Entries provided
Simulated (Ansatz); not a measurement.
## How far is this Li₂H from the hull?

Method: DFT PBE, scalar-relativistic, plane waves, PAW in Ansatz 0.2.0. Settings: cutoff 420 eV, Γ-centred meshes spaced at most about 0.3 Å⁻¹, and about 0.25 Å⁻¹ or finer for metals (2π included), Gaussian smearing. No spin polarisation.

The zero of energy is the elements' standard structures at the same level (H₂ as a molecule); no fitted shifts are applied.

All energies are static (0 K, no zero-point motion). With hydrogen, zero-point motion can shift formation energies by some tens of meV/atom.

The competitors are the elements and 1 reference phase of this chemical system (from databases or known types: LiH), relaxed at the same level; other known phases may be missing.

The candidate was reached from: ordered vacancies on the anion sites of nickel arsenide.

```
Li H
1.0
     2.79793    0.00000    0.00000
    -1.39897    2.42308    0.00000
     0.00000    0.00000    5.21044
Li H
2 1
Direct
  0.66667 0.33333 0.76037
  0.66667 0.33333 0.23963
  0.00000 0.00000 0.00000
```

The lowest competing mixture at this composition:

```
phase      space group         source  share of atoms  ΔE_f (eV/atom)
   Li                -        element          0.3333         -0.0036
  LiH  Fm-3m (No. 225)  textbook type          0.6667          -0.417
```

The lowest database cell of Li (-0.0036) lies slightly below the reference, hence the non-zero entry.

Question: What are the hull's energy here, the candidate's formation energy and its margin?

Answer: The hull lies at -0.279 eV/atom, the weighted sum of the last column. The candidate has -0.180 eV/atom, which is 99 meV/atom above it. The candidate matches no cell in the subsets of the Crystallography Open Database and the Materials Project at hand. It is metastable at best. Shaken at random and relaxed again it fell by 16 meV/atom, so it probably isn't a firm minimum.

Required action
Precisely reproduce the lines of the entries, beginning at the first and ending at the one containing "## How far is this Li₂H from the hull?". Add nothing.

Task answer
Simulated (Ansatz); not a measurement.
## How far is this Li₂H from the hull?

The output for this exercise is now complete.